# Work order:
What do the lines from the top of the data through the line with "Caveats: the PAW" say? Quote them exactly and include both ends.

# Study material:
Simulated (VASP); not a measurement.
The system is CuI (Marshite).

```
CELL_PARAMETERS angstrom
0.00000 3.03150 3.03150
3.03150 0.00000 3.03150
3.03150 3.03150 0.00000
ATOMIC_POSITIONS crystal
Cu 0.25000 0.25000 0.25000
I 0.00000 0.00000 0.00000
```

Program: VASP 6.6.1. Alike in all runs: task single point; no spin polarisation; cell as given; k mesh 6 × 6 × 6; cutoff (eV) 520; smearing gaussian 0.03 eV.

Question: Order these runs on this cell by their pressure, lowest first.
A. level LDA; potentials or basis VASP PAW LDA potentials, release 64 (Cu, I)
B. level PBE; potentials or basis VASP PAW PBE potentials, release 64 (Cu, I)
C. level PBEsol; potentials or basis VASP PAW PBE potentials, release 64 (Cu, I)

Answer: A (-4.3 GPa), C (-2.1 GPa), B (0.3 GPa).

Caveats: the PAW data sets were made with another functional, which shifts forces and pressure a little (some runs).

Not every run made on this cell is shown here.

# Written answer:
Simulated (VASP); not a measurement.
The system is CuI (Marshite).

```
CELL_PARAMETERS angstrom
0.00000 3.03150 3.03150
3.03150 0.00000 3.03150
3.03150 3.03150 0.00000
ATOMIC_POSITIONS crystal
Cu 0.25000 0.25000 0.25000
I 0.00000 0.00000 0.00000
```

Program: VASP 6.6.1. Alike in all runs: task single point; no spin polarisation; cell as given; k mesh 6 × 6 × 6; cutoff (eV) 520; smearing gaussian 0.03 eV.

Question: Order these runs on this cell by their pressure, lowest first.
A. level LDA; potentials or basis VASP PAW LDA potentials, release 64 (Cu, I)
B. level PBE; potentials or basis VASP PAW PBE potentials, release 64 (Cu, I)
C. level PBEsol; potentials or basis VASP PAW PBE potentials, release 64 (Cu, I)

Answer: A (-4.3 GPa), C (-2.1 GPa), B (0.3 GPa).

Caveats: the PAW data sets were made with another functional, which shifts forces and pressure a little (some runs).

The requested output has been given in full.